Exercise data:
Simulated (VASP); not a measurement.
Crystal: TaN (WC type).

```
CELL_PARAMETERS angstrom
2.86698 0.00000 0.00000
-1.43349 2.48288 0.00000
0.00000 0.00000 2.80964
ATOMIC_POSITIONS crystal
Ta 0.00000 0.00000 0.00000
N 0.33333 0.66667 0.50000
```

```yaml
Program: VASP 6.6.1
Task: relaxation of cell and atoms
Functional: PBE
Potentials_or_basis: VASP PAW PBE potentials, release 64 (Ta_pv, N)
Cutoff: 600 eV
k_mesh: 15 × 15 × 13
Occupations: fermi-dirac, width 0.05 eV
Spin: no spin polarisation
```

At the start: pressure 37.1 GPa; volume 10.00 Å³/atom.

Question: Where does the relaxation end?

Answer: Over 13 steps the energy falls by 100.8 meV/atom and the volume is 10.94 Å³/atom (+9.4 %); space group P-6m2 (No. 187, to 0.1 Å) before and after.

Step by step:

Requirement: Retype, exactly and in full, the listing from its first line to the one holding "Answer: Over 13", both included.

Task answer:
Simulated (VASP); not a measurement.
Crystal: TaN (WC type).

```
CELL_PARAMETERS angstrom
2.86698 0.00000 0.00000
-1.43349 2.48288 0.00000
0.00000 0.00000 2.80964
ATOMIC_POSITIONS crystal
Ta 0.00000 0.00000 0.00000
N 0.33333 0.66667 0.50000
```

```yaml
Program: VASP 6.6.1
Task: relaxation of cell and atoms
Functional: PBE
Potentials_or_basis: VASP PAW PBE potentials, release 64 (Ta_pv, N)
Cutoff: 600 eV
k_mesh: 15 × 15 × 13
Occupations: fermi-dirac, width 0.05 eV
Spin: no spin polarisation
```

At the start: pressure 37.1 GPa; volume 10.00 Å³/atom.

Question: Where does the relaxation end?

Answer: Over 13 steps the energy falls by 100.8 meV/atom and the volume is 10.94 Å³/atom (+9.4 %); space group P-6m2 (No. 187, to 0.1 Å) before and after.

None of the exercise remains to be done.